Return every line of the data exactly as it stands.

- SUPPLIED ENTRIES -
╭──

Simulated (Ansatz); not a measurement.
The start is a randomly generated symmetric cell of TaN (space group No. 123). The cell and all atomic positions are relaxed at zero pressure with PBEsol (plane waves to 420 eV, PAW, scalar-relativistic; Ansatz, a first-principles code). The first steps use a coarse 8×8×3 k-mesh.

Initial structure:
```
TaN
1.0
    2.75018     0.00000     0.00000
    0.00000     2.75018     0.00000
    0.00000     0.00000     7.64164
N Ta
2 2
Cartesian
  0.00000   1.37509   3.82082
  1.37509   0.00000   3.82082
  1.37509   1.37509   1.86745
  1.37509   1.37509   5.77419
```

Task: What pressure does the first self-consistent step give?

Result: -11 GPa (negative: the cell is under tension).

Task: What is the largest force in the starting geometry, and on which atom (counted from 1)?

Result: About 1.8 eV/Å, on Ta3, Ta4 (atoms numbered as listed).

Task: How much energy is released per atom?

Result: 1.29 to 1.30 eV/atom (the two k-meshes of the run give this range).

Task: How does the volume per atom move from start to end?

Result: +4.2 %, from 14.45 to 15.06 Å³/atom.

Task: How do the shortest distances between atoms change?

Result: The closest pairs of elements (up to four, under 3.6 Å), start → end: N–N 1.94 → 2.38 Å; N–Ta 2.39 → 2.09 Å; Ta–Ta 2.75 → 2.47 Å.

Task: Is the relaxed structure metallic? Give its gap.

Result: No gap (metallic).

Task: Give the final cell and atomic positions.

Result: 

╰──

- WRITTEN SOLUTION -
Simulated (Ansatz); not a measurement.
The start is a randomly generated symmetric cell of TaN (space group No. 123). The cell and all atomic positions are relaxed at zero pressure with PBEsol (plane waves to 420 eV, PAW, scalar-relativistic; Ansatz, a first-principles code). The first steps use a coarse 8×8×3 k-mesh.

Initial structure:
```
TaN
1.0
    2.75018     0.00000     0.00000
    0.00000     2.75018     0.00000
    0.00000     0.00000     7.64164
N Ta
2 2
Cartesian
  0.00000   1.37509   3.82082
  1.37509   0.00000   3.82082
  1.37509   1.37509   1.86745
  1.37509   1.37509   5.77419
```

Task: What pressure does the first self-consistent step give?

Result: -11 GPa (negative: the cell is under tension).

Task: What is the largest force in the starting geometry, and on which atom (counted from 1)?

Result: About 1.8 eV/Å, on Ta3, Ta4 (atoms numbered as listed).

Task: How much energy is released per atom?

Result: 1.29 to 1.30 eV/atom (the two k-meshes of the run give this range).

Task: How does the volume per atom move from start to end?

Result: +4.2 %, from 14.45 to 15.06 Å³/atom.

Task: How do the shortest distances between atoms change?

Result: The closest pairs of elements (up to four, under 3.6 Å), start → end: N–N 1.94 → 2.38 Å; N–Ta 2.39 → 2.09 Å; Ta–Ta 2.75 → 2.47 Å.

Task: Is the relaxed structure metallic? Give its gap.

Result: No gap (metallic).

Task: Give the final cell and atomic positions.

Result: 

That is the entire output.